ENTRIES SHOWN —
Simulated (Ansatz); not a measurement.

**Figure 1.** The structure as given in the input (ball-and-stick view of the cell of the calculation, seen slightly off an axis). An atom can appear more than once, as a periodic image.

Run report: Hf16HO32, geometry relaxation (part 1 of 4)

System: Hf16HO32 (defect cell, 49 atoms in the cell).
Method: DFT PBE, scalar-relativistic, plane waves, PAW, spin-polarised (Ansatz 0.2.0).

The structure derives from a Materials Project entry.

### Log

BRIEF —
All of the data must be returned exactly.

PROBLEM SOLUTION —
Simulated (Ansatz); not a measurement.

**Figure 1.** The structure as given in the input (ball-and-stick view of the cell of the calculation, seen slightly off an axis). An atom can appear more than once, as a periodic image.

Run report: Hf16HO32, geometry relaxation (part 1 of 4)

System: Hf16HO32 (defect cell, 49 atoms in the cell).
Method: DFT PBE, scalar-relativistic, plane waves, PAW, spin-polarised (Ansatz 0.2.0).

The structure derives from a Materials Project entry.

### Log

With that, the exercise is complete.